After finding the line containing "Answer: It has no ring." below, please output that line and each following one through the line containing "Answer: 1.81 D.", exactly as written.

────────────────────────────────────────
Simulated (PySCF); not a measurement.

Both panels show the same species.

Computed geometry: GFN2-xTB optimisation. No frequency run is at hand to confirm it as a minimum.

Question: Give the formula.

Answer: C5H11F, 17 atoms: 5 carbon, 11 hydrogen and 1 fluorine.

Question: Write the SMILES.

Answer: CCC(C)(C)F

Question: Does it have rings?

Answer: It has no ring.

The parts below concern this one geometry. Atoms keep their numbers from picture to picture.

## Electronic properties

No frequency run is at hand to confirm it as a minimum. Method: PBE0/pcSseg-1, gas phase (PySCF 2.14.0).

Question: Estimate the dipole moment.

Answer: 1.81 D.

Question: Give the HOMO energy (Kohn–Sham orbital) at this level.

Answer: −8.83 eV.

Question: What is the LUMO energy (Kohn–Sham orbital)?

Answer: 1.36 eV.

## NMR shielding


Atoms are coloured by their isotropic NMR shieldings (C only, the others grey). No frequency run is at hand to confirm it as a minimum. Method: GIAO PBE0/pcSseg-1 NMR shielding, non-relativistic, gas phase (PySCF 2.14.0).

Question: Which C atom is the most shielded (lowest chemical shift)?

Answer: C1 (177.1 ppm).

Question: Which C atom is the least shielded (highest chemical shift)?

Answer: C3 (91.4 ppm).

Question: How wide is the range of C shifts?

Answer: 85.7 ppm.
────────────────────────────────────────

- RESPONSE BOX -
Answer: It has no ring.

The parts below concern this one geometry. Atoms keep their numbers from picture to picture.

## Electronic properties

No frequency run is at hand to confirm it as a minimum. Method: PBE0/pcSseg-1, gas phase (PySCF 2.14.0).

Question: Estimate the dipole moment.

Answer: 1.81 D.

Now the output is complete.